Work request
Output all of the records exactly, word for word.

Source information below:

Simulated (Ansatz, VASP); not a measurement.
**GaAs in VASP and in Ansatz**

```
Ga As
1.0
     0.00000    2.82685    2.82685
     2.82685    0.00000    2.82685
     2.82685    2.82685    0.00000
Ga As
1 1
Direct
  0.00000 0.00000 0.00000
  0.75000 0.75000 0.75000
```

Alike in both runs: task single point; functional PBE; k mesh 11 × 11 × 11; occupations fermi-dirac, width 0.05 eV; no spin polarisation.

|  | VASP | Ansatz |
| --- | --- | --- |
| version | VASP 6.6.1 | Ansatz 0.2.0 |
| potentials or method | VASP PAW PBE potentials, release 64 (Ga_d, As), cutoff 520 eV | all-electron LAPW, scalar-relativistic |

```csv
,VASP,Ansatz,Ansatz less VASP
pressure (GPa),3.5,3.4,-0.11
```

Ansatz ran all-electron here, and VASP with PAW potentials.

End of Source information.

Problem solution
Simulated (Ansatz, VASP); not a measurement.
**GaAs in VASP and in Ansatz**

```
Ga As
1.0
     0.00000    2.82685    2.82685
     2.82685    0.00000    2.82685
     2.82685    2.82685    0.00000
Ga As
1 1
Direct
  0.00000 0.00000 0.00000
  0.75000 0.75000 0.75000
```

Alike in both runs: task single point; functional PBE; k mesh 11 × 11 × 11; occupations fermi-dirac, width 0.05 eV; no spin polarisation.

|  | VASP | Ansatz |
| --- | --- | --- |
| version | VASP 6.6.1 | Ansatz 0.2.0 |
| potentials or method | VASP PAW PBE potentials, release 64 (Ga_d, As), cutoff 520 eV | all-electron LAPW, scalar-relativistic |

```csv
,VASP,Ansatz,Ansatz less VASP
pressure (GPa),3.5,3.4,-0.11
```

Ansatz ran all-electron here, and VASP with PAW potentials.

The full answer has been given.